### Work task
Each record below needs to be copied out exactly as it stands.

- - -

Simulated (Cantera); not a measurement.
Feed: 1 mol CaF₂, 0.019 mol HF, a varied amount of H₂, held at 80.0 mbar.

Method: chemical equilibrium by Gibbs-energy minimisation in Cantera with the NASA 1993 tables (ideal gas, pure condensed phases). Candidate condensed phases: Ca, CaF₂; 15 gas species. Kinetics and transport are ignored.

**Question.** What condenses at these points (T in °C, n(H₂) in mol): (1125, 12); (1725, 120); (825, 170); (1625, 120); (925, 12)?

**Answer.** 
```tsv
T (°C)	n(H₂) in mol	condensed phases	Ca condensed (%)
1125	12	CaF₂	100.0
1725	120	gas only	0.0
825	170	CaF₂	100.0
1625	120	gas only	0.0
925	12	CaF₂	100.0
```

- - -

### Written answer
Simulated (Cantera); not a measurement.
Feed: 1 mol CaF₂, 0.019 mol HF, a varied amount of H₂, held at 80.0 mbar.

Method: chemical equilibrium by Gibbs-energy minimisation in Cantera with the NASA 1993 tables (ideal gas, pure condensed phases). Candidate condensed phases: Ca, CaF₂; 15 gas species. Kinetics and transport are ignored.

**Question.** What condenses at these points (T in °C, n(H₂) in mol): (1125, 12); (1725, 120); (825, 170); (1625, 120); (925, 12)?

**Answer.** 
```tsv
T (°C)	n(H₂) in mol	condensed phases	Ca condensed (%)
1125	12	CaF₂	100.0
1725	120	gas only	0.0
825	170	CaF₂	100.0
1625	120	gas only	0.0
925	12	CaF₂	100.0
```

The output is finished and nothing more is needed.